#### REQUIRED ACTION:
Can you restate the lines of the entries below, word for word, from the first one through the line that includes "1.42 | 5.6 |"?

▼
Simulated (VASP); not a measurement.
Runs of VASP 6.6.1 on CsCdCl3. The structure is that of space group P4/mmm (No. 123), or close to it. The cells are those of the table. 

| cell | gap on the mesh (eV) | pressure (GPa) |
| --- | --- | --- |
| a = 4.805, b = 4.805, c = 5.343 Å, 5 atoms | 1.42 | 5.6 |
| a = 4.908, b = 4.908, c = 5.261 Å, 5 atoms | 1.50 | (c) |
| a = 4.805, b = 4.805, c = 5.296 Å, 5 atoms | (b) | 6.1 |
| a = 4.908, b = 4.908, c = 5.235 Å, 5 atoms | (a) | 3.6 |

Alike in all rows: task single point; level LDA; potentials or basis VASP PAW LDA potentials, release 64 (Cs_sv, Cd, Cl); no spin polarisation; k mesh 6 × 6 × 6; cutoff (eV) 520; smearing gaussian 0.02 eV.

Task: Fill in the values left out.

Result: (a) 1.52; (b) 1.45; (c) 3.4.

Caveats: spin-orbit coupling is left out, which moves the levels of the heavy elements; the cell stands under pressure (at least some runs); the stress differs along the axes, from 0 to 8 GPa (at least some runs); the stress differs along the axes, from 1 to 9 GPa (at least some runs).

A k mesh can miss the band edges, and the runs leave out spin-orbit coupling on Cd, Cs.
▲

#### ANSWER SECTION:
Simulated (VASP); not a measurement.
Runs of VASP 6.6.1 on CsCdCl3. The structure is that of space group P4/mmm (No. 123), or close to it. The cells are those of the table. 

| cell | gap on the mesh (eV) | pressure (GPa) |
| --- | --- | --- |
| a = 4.805, b = 4.805, c = 5.343 Å, 5 atoms | 1.42 | 5.6 |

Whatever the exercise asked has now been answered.